- [WORK ITEM]:
Word for word, repeat each line of the listing below.

□ □ □ □ □

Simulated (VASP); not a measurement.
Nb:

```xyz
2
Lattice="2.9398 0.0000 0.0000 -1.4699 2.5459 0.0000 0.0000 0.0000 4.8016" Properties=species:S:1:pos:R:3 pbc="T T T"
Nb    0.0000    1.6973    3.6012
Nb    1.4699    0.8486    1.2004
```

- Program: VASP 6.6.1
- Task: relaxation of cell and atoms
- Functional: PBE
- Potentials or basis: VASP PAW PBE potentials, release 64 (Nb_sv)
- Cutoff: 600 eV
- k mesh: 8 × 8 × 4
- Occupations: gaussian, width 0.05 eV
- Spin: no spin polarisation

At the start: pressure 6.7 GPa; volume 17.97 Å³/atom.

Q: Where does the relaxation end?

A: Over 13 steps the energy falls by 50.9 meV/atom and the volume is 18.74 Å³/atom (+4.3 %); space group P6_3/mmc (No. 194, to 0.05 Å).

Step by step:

□ □ □ □ □

- [TASK SOLUTION]:
Simulated (VASP); not a measurement.
Nb:

```xyz
2
Lattice="2.9398 0.0000 0.0000 -1.4699 2.5459 0.0000 0.0000 0.0000 4.8016" Properties=species:S:1:pos:R:3 pbc="T T T"
Nb    0.0000    1.6973    3.6012
Nb    1.4699    0.8486    1.2004
```

- Program: VASP 6.6.1
- Task: relaxation of cell and atoms
- Functional: PBE
- Potentials or basis: VASP PAW PBE potentials, release 64 (Nb_sv)
- Cutoff: 600 eV
- k mesh: 8 × 8 × 4
- Occupations: gaussian, width 0.05 eV
- Spin: no spin polarisation

At the start: pressure 6.7 GPa; volume 17.97 Å³/atom.

Q: Where does the relaxation end?

A: Over 13 steps the energy falls by 50.9 meV/atom and the volume is 18.74 Å³/atom (+4.3 %); space group P6_3/mmc (No. 194, to 0.05 Å).

Step by step:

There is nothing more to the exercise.